Source material: Begin

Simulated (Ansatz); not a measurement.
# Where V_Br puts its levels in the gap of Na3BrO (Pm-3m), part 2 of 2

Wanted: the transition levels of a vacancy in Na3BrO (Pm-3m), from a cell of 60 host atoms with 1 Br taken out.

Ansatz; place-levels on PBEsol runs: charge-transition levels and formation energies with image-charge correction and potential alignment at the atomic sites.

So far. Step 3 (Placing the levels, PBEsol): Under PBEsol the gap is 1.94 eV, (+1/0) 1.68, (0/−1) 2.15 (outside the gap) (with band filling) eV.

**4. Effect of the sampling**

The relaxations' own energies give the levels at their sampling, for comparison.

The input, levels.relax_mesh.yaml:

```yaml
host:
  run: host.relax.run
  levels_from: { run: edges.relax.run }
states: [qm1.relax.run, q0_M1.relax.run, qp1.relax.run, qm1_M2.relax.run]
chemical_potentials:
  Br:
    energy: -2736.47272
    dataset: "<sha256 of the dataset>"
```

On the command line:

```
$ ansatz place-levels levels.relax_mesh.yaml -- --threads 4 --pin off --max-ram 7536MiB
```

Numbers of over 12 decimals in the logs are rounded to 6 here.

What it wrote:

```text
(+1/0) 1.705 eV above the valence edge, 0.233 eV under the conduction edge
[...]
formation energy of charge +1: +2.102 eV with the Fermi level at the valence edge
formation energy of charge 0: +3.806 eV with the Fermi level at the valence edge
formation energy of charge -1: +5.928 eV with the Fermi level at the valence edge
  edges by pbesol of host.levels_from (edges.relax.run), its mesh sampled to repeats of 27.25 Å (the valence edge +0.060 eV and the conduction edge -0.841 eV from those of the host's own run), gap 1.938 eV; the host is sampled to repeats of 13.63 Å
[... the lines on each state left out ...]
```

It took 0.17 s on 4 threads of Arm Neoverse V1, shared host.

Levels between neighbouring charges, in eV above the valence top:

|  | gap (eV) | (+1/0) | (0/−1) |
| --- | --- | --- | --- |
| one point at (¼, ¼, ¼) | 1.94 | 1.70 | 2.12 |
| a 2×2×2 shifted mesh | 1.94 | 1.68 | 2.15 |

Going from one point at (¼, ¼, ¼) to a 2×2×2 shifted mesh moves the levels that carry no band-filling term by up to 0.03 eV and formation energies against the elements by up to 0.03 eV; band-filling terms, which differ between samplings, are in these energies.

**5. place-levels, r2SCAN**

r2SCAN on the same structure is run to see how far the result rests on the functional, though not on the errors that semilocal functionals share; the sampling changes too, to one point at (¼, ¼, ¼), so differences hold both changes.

Source material: End

Work task: Output exactly the leading lines of the data, up to and including the line marked by "Going from one".

Solution:
Simulated (Ansatz); not a measurement.
# Where V_Br puts its levels in the gap of Na3BrO (Pm-3m), part 2 of 2

Wanted: the transition levels of a vacancy in Na3BrO (Pm-3m), from a cell of 60 host atoms with 1 Br taken out.

Ansatz; place-levels on PBEsol runs: charge-transition levels and formation energies with image-charge correction and potential alignment at the atomic sites.

So far. Step 3 (Placing the levels, PBEsol): Under PBEsol the gap is 1.94 eV, (+1/0) 1.68, (0/−1) 2.15 (outside the gap) (with band filling) eV.

**4. Effect of the sampling**

The relaxations' own energies give the levels at their sampling, for comparison.

The input, levels.relax_mesh.yaml:

```yaml
host:
  run: host.relax.run
  levels_from: { run: edges.relax.run }
states: [qm1.relax.run, q0_M1.relax.run, qp1.relax.run, qm1_M2.relax.run]
chemical_potentials:
  Br:
    energy: -2736.47272
    dataset: "<sha256 of the dataset>"
```

On the command line:

```
$ ansatz place-levels levels.relax_mesh.yaml -- --threads 4 --pin off --max-ram 7536MiB
```

Numbers of over 12 decimals in the logs are rounded to 6 here.

What it wrote:

```text
(+1/0) 1.705 eV above the valence edge, 0.233 eV under the conduction edge
[...]
formation energy of charge +1: +2.102 eV with the Fermi level at the valence edge
formation energy of charge 0: +3.806 eV with the Fermi level at the valence edge
formation energy of charge -1: +5.928 eV with the Fermi level at the valence edge
  edges by pbesol of host.levels_from (edges.relax.run), its mesh sampled to repeats of 27.25 Å (the valence edge +0.060 eV and the conduction edge -0.841 eV from those of the host's own run), gap 1.938 eV; the host is sampled to repeats of 13.63 Å
[... the lines on each state left out ...]
```

It took 0.17 s on 4 threads of Arm Neoverse V1, shared host.

Levels between neighbouring charges, in eV above the valence top:

|  | gap (eV) | (+1/0) | (0/−1) |
| --- | --- | --- | --- |
| one point at (¼, ¼, ¼) | 1.94 | 1.70 | 2.12 |
| a 2×2×2 shifted mesh | 1.94 | 1.68 | 2.15 |

Going from one point at (¼, ¼, ¼) to a 2×2×2 shifted mesh moves the levels that carry no band-filling term by up to 0.03 eV and formation energies against the elements by up to 0.03 eV; band-filling terms, which differ between samplings, are in these energies.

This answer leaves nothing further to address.